--- SUPPLIED RECORDS Enclosed Below ---

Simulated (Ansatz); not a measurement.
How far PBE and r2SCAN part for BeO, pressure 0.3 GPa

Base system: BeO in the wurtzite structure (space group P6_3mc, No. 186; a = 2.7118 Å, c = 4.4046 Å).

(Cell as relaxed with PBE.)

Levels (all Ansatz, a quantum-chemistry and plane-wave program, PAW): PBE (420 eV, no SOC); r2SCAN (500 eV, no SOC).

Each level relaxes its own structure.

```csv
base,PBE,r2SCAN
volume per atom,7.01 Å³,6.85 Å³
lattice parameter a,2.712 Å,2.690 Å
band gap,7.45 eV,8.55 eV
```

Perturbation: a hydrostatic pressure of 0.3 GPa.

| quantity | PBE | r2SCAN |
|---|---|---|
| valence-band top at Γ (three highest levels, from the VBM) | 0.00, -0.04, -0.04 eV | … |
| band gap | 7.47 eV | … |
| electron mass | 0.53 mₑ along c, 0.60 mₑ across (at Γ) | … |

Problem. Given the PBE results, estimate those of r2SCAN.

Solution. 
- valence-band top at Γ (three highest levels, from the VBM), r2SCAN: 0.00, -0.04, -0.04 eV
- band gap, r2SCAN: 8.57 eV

--- End of Enclosed SUPPLIED RECORDS ---

WORK INSTRUCTION.
The answer should reproduce all of the data without any alteration.

WRITTEN REPLY.
Simulated (Ansatz); not a measurement.
How far PBE and r2SCAN part for BeO, pressure 0.3 GPa

Base system: BeO in the wurtzite structure (space group P6_3mc, No. 186; a = 2.7118 Å, c = 4.4046 Å).

(Cell as relaxed with PBE.)

Levels (all Ansatz, a quantum-chemistry and plane-wave program, PAW): PBE (420 eV, no SOC); r2SCAN (500 eV, no SOC).

Each level relaxes its own structure.

```csv
base,PBE,r2SCAN
volume per atom,7.01 Å³,6.85 Å³
lattice parameter a,2.712 Å,2.690 Å
band gap,7.45 eV,8.55 eV
```

Perturbation: a hydrostatic pressure of 0.3 GPa.

| quantity | PBE | r2SCAN |
|---|---|---|
| valence-band top at Γ (three highest levels, from the VBM) | 0.00, -0.04, -0.04 eV | … |
| band gap | 7.47 eV | … |
| electron mass | 0.53 mₑ along c, 0.60 mₑ across (at Γ) | … |

Problem. Given the PBE results, estimate those of r2SCAN.

Solution. 
- valence-band top at Γ (three highest levels, from the VBM), r2SCAN: 0.00, -0.04, -0.04 eV
- band gap, r2SCAN: 8.57 eV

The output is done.